_Information provided_
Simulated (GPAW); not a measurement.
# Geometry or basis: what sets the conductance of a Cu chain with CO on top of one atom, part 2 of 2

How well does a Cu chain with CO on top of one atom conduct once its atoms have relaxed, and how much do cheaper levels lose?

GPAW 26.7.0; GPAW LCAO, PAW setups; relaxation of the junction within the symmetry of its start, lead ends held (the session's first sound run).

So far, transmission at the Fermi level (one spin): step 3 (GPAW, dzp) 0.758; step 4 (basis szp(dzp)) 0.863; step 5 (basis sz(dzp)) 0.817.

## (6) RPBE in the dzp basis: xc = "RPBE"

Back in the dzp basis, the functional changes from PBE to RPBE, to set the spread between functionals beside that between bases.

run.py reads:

_Requirement_
Begin at the line above that has "So far, transmission" and stop after the line that has "Back in the", copying each line exactly and adding nothing else.

_Exercise result_
So far, transmission at the Fermi level (one spin): step 3 (GPAW, dzp) 0.758; step 4 (basis szp(dzp)) 0.863; step 5 (basis sz(dzp)) 0.817.

## (6) RPBE in the dzp basis: xc = "RPBE"

Back in the dzp basis, the functional changes from PBE to RPBE, to set the spread between functionals beside that between bases.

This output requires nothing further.